• Requirement:
Everything from the first line of the material below through the line containing "Periodic cell of" is to be printed exactly, and nothing more.

• Data extract:
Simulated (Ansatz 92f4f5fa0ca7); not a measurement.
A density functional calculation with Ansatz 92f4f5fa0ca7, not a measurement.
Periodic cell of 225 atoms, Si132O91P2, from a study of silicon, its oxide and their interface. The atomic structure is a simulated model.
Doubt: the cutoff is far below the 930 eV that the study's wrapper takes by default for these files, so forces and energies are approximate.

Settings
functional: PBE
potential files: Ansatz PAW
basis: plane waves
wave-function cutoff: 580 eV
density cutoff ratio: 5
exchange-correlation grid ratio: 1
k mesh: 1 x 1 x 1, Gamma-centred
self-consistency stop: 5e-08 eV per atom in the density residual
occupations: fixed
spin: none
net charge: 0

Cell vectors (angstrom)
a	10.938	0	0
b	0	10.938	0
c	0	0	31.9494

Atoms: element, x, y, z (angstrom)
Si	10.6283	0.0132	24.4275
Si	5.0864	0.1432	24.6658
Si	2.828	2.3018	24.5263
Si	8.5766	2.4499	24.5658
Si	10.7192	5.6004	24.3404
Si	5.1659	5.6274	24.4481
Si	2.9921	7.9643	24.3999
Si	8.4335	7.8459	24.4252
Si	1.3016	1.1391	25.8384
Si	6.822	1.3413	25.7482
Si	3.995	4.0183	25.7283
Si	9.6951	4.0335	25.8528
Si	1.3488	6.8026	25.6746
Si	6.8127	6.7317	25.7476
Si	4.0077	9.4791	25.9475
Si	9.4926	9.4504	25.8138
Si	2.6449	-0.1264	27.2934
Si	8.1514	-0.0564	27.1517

• Exercise solution:
Simulated (Ansatz 92f4f5fa0ca7); not a measurement.
A density functional calculation with Ansatz 92f4f5fa0ca7, not a measurement.
Periodic cell of 225 atoms, Si132O91P2, from a study of silicon, its oxide and their interface. The atomic structure is a simulated model.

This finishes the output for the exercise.